§ ACTIVITY: Restate word for word the lines of the data below, from the first through the one that has "Cutoff | 600 eV |".

§ INFORMATION PROVIDED:
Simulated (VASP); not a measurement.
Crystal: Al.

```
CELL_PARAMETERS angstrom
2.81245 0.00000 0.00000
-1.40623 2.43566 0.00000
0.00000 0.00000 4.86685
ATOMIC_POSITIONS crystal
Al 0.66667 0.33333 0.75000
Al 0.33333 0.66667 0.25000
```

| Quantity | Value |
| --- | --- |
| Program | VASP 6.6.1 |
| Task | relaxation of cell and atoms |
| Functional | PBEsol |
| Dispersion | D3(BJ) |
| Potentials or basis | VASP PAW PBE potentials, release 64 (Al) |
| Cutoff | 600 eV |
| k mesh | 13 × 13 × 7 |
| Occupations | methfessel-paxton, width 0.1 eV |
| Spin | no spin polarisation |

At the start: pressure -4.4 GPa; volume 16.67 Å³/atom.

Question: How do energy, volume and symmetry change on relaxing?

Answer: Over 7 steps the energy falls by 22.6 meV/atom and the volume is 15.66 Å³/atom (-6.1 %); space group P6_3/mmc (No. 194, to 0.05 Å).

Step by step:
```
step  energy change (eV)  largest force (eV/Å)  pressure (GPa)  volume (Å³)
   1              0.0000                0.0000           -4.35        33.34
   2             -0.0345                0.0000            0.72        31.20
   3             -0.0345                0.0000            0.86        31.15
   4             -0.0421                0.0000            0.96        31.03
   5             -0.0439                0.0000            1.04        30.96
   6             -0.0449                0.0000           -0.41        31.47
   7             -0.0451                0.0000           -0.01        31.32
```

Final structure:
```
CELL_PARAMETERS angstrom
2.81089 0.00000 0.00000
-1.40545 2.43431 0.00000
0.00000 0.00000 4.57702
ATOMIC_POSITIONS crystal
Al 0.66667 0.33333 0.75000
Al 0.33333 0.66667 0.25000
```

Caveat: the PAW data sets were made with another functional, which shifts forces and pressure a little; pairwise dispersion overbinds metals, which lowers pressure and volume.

§ RESPONSE AREA:
Simulated (VASP); not a measurement.
Crystal: Al.

```
CELL_PARAMETERS angstrom
2.81245 0.00000 0.00000
-1.40623 2.43566 0.00000
0.00000 0.00000 4.86685
ATOMIC_POSITIONS crystal
Al 0.66667 0.33333 0.75000
Al 0.33333 0.66667 0.25000
```

| Quantity | Value |
| --- | --- |
| Program | VASP 6.6.1 |
| Task | relaxation of cell and atoms |
| Functional | PBEsol |
| Dispersion | D3(BJ) |
| Potentials or basis | VASP PAW PBE potentials, release 64 (Al) |
| Cutoff | 600 eV |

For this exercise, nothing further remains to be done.